### Required action:
In the data below, find the line containing "3. Intercept: 4.522", then set down that line and every later line up to and including the line containing "4. PBE0: 3.274 + (7.1301) × 0.25 = 5.06 eV.", exactly.

### Data shown:
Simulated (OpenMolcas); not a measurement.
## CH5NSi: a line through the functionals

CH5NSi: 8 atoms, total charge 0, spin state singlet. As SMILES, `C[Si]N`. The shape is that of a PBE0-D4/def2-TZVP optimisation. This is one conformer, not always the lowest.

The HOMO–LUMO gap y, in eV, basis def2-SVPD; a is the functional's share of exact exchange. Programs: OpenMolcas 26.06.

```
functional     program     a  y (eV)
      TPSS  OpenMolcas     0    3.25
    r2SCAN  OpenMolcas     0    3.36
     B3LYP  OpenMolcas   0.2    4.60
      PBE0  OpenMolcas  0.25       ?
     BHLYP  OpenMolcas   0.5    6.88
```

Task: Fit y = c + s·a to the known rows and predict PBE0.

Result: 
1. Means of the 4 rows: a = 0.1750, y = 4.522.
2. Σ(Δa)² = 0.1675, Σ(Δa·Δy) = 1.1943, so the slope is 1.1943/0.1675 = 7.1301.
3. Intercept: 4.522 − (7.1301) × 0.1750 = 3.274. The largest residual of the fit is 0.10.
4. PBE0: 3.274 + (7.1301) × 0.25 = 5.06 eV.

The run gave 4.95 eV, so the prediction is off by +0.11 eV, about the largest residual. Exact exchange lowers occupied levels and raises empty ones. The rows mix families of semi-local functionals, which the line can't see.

### Task response:
3. Intercept: 4.522 − (7.1301) × 0.1750 = 3.274. The largest residual of the fit is 0.10.
4. PBE0: 3.274 + (7.1301) × 0.25 = 5.06 eV.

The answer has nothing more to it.